» **Action item**: Take the material below from its first line through the line containing "volume (Å³/atom) |" and, please, write those lines again exactly.

» **Supplied information**:
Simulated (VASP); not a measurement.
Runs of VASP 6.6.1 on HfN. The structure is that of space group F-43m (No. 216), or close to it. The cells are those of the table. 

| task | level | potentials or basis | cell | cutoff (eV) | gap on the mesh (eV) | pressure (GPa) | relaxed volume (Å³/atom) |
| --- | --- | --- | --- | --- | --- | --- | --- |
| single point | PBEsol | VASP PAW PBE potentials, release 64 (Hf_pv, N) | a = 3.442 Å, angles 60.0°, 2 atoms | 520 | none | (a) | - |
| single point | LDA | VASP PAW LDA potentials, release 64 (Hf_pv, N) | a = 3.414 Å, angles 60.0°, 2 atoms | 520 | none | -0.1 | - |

» **Written answer**:
Simulated (VASP); not a measurement.
Runs of VASP 6.6.1 on HfN. The structure is that of space group F-43m (No. 216), or close to it. The cells are those of the table. 

| task | level | potentials or basis | cell | cutoff (eV) | gap on the mesh (eV) | pressure (GPa) | relaxed volume (Å³/atom) |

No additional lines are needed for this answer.